◆ **REQUIREMENT**:
Copy all of the data that follows without altering a word.

BEGIN PROVIDED RECORDS

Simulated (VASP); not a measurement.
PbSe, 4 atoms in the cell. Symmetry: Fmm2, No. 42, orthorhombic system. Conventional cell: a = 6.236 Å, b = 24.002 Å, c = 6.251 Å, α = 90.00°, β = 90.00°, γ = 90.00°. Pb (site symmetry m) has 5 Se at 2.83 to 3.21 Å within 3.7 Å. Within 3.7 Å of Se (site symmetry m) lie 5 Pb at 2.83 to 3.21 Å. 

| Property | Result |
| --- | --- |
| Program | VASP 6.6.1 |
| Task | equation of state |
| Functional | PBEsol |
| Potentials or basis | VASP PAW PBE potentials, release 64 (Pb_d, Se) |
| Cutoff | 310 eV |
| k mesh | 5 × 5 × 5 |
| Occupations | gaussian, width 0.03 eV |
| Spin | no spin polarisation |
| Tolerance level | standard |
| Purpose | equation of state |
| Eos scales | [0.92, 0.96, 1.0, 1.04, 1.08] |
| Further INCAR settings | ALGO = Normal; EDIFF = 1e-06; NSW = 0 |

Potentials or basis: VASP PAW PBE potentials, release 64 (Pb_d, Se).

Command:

END PROVIDED RECORDS

◆ **RESPONSE AREA**:
Simulated (VASP); not a measurement.
PbSe, 4 atoms in the cell. Symmetry: Fmm2, No. 42, orthorhombic system. Conventional cell: a = 6.236 Å, b = 24.002 Å, c = 6.251 Å, α = 90.00°, β = 90.00°, γ = 90.00°. Pb (site symmetry m) has 5 Se at 2.83 to 3.21 Å within 3.7 Å. Within 3.7 Å of Se (site symmetry m) lie 5 Pb at 2.83 to 3.21 Å. 

| Property | Result |
| --- | --- |
| Program | VASP 6.6.1 |
| Task | equation of state |
| Functional | PBEsol |
| Potentials or basis | VASP PAW PBE potentials, release 64 (Pb_d, Se) |
| Cutoff | 310 eV |
| k mesh | 5 × 5 × 5 |
| Occupations | gaussian, width 0.03 eV |
| Spin | no spin polarisation |
| Tolerance level | standard |
| Purpose | equation of state |
| Eos scales | [0.92, 0.96, 1.0, 1.04, 1.08] |
| Further INCAR settings | ALGO = Normal; EDIFF = 1e-06; NSW = 0 |

Potentials or basis: VASP PAW PBE potentials, release 64 (Pb_d, Se).

Command:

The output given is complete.